══ Record set

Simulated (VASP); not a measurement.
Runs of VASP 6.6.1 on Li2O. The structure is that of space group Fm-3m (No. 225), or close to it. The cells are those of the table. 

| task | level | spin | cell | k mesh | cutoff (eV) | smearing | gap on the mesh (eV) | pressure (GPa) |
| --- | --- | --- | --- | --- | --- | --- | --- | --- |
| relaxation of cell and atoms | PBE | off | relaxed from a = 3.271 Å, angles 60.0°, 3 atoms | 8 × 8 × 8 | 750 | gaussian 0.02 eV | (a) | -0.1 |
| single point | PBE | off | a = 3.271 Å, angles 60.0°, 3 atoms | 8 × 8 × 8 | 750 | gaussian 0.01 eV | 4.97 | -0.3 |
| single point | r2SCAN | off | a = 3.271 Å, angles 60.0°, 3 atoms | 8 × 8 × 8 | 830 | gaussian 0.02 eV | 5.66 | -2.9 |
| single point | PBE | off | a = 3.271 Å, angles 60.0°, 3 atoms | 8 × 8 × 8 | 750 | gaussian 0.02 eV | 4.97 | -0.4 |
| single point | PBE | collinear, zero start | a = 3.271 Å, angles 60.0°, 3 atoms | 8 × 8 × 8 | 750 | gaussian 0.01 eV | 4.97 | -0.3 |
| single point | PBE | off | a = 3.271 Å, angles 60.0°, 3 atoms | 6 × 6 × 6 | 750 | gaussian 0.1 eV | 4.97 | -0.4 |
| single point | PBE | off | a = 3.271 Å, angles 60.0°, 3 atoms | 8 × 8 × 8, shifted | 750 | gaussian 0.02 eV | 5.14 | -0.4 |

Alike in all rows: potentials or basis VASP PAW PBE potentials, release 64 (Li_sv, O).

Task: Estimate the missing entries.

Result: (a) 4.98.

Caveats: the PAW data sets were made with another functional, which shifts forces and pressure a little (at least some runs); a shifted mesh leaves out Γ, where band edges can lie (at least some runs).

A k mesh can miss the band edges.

════

◆ Activity
Reproduce exactly the stretch of the material above that starts at the line with "Task: Estimate the missing entries." and ends at the line with "Caveats: the PAW", both included, and nothing else.

◆ Exercise solution
Task: Estimate the missing entries.

Result: (a) 4.98.

Caveats: the PAW data sets were made with another functional, which shifts forces and pressure a little (at least some runs); a shifted mesh leaves out Γ, where band edges can lie (at least some runs).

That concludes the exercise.